→ Task item:
Only the first line of the listing and the lines after it, up to and including the one containing "## 1. The starting structure", should be retyped exactly.

→ Data records:
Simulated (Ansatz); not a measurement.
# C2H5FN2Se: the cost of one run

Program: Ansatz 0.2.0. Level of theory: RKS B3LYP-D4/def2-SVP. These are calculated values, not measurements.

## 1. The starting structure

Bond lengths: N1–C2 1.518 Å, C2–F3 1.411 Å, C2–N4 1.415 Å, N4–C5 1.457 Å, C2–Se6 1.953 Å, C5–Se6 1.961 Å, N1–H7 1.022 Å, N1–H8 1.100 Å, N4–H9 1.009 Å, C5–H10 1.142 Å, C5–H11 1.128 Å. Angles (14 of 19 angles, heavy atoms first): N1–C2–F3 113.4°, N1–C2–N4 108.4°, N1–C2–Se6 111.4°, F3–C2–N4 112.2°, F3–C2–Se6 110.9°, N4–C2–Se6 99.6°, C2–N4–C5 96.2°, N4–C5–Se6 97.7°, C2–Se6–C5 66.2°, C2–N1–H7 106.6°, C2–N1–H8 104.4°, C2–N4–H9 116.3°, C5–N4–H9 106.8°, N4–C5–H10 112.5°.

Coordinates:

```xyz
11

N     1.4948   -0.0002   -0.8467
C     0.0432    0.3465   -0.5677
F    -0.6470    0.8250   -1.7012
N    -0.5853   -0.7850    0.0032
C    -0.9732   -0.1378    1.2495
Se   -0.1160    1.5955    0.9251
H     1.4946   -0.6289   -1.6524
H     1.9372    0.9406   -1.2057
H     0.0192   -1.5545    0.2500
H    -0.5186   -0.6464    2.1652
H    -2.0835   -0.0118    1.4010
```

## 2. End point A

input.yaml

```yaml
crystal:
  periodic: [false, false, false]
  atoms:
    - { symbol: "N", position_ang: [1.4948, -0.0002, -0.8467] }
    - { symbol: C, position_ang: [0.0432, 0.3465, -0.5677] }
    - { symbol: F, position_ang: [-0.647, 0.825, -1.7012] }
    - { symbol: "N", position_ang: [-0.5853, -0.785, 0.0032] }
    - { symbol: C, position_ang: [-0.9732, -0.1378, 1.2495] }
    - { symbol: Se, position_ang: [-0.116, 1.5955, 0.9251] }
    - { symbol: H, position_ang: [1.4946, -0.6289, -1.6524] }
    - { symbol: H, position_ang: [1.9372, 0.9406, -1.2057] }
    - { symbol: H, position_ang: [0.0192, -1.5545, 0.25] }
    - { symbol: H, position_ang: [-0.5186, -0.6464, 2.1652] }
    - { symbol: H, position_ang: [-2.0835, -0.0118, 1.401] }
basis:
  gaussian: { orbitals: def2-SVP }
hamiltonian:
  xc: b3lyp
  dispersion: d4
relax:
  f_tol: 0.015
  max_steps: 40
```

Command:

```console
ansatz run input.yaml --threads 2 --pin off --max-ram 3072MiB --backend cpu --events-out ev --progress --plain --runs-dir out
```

→ Response area:
Simulated (Ansatz); not a measurement.
# C2H5FN2Se: the cost of one run

Program: Ansatz 0.2.0. Level of theory: RKS B3LYP-D4/def2-SVP. These are calculated values, not measurements.

## 1. The starting structure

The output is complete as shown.